■ **DATA LISTING**:
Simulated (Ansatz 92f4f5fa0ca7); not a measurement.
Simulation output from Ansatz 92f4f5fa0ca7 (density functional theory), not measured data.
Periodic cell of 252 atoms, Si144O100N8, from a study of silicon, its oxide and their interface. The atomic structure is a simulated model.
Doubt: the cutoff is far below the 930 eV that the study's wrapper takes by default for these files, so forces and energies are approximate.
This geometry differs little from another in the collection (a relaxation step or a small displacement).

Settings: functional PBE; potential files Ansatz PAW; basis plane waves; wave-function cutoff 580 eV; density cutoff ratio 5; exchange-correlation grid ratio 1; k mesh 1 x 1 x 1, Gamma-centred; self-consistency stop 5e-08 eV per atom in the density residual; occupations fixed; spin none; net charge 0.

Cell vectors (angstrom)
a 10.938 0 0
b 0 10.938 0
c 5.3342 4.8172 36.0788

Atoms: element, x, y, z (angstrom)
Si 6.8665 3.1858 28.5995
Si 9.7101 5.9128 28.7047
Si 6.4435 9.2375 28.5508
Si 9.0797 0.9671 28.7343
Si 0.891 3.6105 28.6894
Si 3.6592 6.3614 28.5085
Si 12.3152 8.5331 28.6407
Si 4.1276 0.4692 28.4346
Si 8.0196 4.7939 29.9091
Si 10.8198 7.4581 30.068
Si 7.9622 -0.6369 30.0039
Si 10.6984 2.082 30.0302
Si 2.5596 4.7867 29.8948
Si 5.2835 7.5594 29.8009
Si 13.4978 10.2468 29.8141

■ **ASSIGNED TASK**:
Restate the entries above. Match them exactly.

■ **RESPONSE BOX**:
Simulated (Ansatz 92f4f5fa0ca7); not a measurement.
Simulation output from Ansatz 92f4f5fa0ca7 (density functional theory), not measured data.
Periodic cell of 252 atoms, Si144O100N8, from a study of silicon, its oxide and their interface. The atomic structure is a simulated model.
Doubt: the cutoff is far below the 930 eV that the study's wrapper takes by default for these files, so forces and energies are approximate.
This geometry differs little from another in the collection (a relaxation step or a small displacement).

Settings: functional PBE; potential files Ansatz PAW; basis plane waves; wave-function cutoff 580 eV; density cutoff ratio 5; exchange-correlation grid ratio 1; k mesh 1 x 1 x 1, Gamma-centred; self-consistency stop 5e-08 eV per atom in the density residual; occupations fixed; spin none; net charge 0.

Cell vectors (angstrom)
a 10.938 0 0
b 0 10.938 0
c 5.3342 4.8172 36.0788

Atoms: element, x, y, z (angstrom)
Si 6.8665 3.1858 28.5995
Si 9.7101 5.9128 28.7047
Si 6.4435 9.2375 28.5508
Si 9.0797 0.9671 28.7343
Si 0.891 3.6105 28.6894
Si 3.6592 6.3614 28.5085
Si 12.3152 8.5331 28.6407
Si 4.1276 0.4692 28.4346
Si 8.0196 4.7939 29.9091
Si 10.8198 7.4581 30.068
Si 7.9622 -0.6369 30.0039
Si 10.6984 2.082 30.0302
Si 2.5596 4.7867 29.8948
Si 5.2835 7.5594 29.8009
Si 13.4978 10.2468 29.8141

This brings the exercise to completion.